__DATA EXTRACT__.
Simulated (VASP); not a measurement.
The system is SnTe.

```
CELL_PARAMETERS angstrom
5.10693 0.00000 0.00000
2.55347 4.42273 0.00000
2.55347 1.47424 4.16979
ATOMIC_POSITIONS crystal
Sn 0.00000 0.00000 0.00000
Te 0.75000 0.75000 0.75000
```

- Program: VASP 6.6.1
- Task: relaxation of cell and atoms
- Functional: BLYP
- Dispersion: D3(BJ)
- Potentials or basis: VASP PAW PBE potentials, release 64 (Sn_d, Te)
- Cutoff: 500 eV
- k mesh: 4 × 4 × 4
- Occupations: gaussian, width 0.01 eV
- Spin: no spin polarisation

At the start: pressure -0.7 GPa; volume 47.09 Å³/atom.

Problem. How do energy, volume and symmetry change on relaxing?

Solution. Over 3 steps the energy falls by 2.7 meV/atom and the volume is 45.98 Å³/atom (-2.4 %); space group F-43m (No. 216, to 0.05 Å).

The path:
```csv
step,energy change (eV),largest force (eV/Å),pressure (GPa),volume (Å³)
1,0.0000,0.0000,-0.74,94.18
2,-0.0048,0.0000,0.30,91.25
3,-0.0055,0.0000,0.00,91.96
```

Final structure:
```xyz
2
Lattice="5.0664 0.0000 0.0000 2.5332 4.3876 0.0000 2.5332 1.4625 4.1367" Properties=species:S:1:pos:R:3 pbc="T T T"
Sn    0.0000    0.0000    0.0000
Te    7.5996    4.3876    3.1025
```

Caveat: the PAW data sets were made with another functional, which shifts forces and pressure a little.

__ACTION ITEM__.
Only the lines above from the one with "- Program: VASP 6.6.1" up to and including the one with "- Occupations: gaussian, width 0.01 eV" should be repeated, exactly as written.

__EXERCISE RESPONSE__.
- Program: VASP 6.6.1
- Task: relaxation of cell and atoms
- Functional: BLYP
- Dispersion: D3(BJ)
- Potentials or basis: VASP PAW PBE potentials, release 64 (Sn_d, Te)
- Cutoff: 500 eV
- k mesh: 4 × 4 × 4
- Occupations: gaussian, width 0.01 eV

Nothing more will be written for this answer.